BEGIN Records supplied
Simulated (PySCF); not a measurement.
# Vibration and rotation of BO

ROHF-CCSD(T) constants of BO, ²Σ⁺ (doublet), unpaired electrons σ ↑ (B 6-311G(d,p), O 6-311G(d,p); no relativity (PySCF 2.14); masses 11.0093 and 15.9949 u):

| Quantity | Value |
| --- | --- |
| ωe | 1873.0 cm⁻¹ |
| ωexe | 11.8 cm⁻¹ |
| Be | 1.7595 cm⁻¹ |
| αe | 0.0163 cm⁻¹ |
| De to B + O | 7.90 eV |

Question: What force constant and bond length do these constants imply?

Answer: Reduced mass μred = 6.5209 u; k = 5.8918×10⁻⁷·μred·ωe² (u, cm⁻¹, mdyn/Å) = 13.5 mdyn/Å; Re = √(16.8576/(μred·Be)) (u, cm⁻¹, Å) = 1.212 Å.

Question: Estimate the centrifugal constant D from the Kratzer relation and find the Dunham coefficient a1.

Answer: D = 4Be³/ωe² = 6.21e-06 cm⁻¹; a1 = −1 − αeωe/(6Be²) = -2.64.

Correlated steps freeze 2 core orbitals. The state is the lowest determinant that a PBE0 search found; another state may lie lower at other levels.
END Records supplied

◆ Requirement ◆
The lines above, starting at the one with "Question: Estimate the" and ending at the one with "Answer: D = 4Be³/ωe²", are the only ones to return, exactly as written.

◆ Your response ◆
Question: Estimate the centrifugal constant D from the Kratzer relation and find the Dunham coefficient a1.

Answer: D = 4Be³/ωe² = 6.21e-06 cm⁻¹; a1 = −1 − αeωe/(6Be²) = -2.64.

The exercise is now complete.